## [Study material]
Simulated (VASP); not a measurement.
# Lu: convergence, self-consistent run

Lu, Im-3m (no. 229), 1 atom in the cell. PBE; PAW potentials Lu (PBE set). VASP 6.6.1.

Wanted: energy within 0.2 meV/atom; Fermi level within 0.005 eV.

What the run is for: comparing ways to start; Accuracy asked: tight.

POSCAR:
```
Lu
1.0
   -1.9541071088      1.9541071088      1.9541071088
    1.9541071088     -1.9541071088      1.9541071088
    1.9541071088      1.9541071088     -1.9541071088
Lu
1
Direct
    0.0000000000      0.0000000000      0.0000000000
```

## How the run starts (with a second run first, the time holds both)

## [Task item]
Give back each line above exactly as written.

## [Problem solution]
Simulated (VASP); not a measurement.
# Lu: convergence, self-consistent run

Lu, Im-3m (no. 229), 1 atom in the cell. PBE; PAW potentials Lu (PBE set). VASP 6.6.1.

Wanted: energy within 0.2 meV/atom; Fermi level within 0.005 eV.

What the run is for: comparing ways to start; Accuracy asked: tight.

POSCAR:
```
Lu
1.0
   -1.9541071088      1.9541071088      1.9541071088
    1.9541071088     -1.9541071088      1.9541071088
    1.9541071088      1.9541071088     -1.9541071088
Lu
1
Direct
    0.0000000000      0.0000000000      0.0000000000
```

## How the run starts (with a second run first, the time holds both)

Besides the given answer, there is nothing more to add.